▶ _ACTION ITEM_
Start at the first line of the material below and retype each line through the one containing "C) temperature from 1827 °C to 1800 °C", exactly.

========================================

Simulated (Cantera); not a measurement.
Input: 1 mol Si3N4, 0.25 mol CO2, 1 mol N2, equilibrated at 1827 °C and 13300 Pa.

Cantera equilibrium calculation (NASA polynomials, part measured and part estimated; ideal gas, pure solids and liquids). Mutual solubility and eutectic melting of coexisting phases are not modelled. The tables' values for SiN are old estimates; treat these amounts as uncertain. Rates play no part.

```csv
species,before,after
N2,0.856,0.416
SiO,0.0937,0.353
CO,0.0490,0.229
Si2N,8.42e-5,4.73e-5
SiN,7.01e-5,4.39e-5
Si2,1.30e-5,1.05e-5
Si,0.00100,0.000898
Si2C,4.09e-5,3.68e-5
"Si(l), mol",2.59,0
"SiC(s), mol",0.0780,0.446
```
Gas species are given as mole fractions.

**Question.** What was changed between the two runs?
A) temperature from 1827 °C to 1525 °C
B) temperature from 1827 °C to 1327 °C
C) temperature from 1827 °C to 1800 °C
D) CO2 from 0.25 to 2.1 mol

========================================

▶ _EXERCISE RESULT_
Simulated (Cantera); not a measurement.
Input: 1 mol Si3N4, 0.25 mol CO2, 1 mol N2, equilibrated at 1827 °C and 13300 Pa.

Cantera equilibrium calculation (NASA polynomials, part measured and part estimated; ideal gas, pure solids and liquids). Mutual solubility and eutectic melting of coexisting phases are not modelled. The tables' values for SiN are old estimates; treat these amounts as uncertain. Rates play no part.

```csv
species,before,after
N2,0.856,0.416
SiO,0.0937,0.353
CO,0.0490,0.229
Si2N,8.42e-5,4.73e-5
SiN,7.01e-5,4.39e-5
Si2,1.30e-5,1.05e-5
Si,0.00100,0.000898
Si2C,4.09e-5,3.68e-5
"Si(l), mol",2.59,0
"SiC(s), mol",0.0780,0.446
```
Gas species are given as mole fractions.

**Question.** What was changed between the two runs?
A) temperature from 1827 °C to 1525 °C
B) temperature from 1827 °C to 1327 °C
C) temperature from 1827 °C to 1800 °C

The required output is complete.